§ Exercise: Write out every record below exactly, so that nothing differs from what is shown.

*** Raw data Section Begins ***
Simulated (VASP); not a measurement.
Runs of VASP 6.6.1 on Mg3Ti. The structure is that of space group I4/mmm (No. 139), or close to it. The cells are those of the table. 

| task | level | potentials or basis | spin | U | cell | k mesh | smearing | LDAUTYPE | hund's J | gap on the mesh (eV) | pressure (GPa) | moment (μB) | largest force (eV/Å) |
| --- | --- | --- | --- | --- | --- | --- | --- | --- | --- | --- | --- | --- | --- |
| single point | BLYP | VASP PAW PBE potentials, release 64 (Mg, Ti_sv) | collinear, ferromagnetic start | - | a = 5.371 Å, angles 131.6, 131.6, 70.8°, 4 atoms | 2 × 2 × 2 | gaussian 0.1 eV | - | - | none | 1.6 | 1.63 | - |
*** Raw data Section Ends ***

§ Answer box:
Simulated (VASP); not a measurement.
Runs of VASP 6.6.1 on Mg3Ti. The structure is that of space group I4/mmm (No. 139), or close to it. The cells are those of the table. 

| task | level | potentials or basis | spin | U | cell | k mesh | smearing | LDAUTYPE | hund's J | gap on the mesh (eV) | pressure (GPa) | moment (μB) | largest force (eV/Å) |
| --- | --- | --- | --- | --- | --- | --- | --- | --- | --- | --- | --- | --- | --- |
| single point | BLYP | VASP PAW PBE potentials, release 64 (Mg, Ti_sv) | collinear, ferromagnetic start | - | a = 5.371 Å, angles 131.6, 131.6, 70.8°, 4 atoms | 2 × 2 × 2 | gaussian 0.1 eV | - | - | none | 1.6 | 1.63 | - |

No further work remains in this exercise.